Task item | Using the data below, please return every line exactly as given.

<<<<

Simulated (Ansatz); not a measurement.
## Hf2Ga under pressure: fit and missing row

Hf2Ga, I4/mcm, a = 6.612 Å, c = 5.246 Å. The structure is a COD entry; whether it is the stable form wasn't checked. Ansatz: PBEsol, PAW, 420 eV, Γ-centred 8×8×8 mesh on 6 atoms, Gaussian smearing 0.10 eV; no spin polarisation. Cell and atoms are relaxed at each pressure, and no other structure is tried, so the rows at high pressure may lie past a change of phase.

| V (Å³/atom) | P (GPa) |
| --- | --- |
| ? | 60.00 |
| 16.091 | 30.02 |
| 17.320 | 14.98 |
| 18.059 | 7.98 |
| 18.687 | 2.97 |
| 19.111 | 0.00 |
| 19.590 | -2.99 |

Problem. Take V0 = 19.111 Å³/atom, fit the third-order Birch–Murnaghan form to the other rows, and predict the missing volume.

>>>>

Your solution |
Simulated (Ansatz); not a measurement.
## Hf2Ga under pressure: fit and missing row

Hf2Ga, I4/mcm, a = 6.612 Å, c = 5.246 Å. The structure is a COD entry; whether it is the stable form wasn't checked. Ansatz: PBEsol, PAW, 420 eV, Γ-centred 8×8×8 mesh on 6 atoms, Gaussian smearing 0.10 eV; no spin polarisation. Cell and atoms are relaxed at each pressure, and no other structure is tried, so the rows at high pressure may lie past a change of phase.

| V (Å³/atom) | P (GPa) |
| --- | --- |
| ? | 60.00 |
| 16.091 | 30.02 |
| 17.320 | 14.98 |
| 18.059 | 7.98 |
| 18.687 | 2.97 |
| 19.111 | 0.00 |
| 19.590 | -2.99 |

Problem. Take V0 = 19.111 Å³/atom, fit the third-order Birch–Murnaghan form to the other rows, and predict the missing volume.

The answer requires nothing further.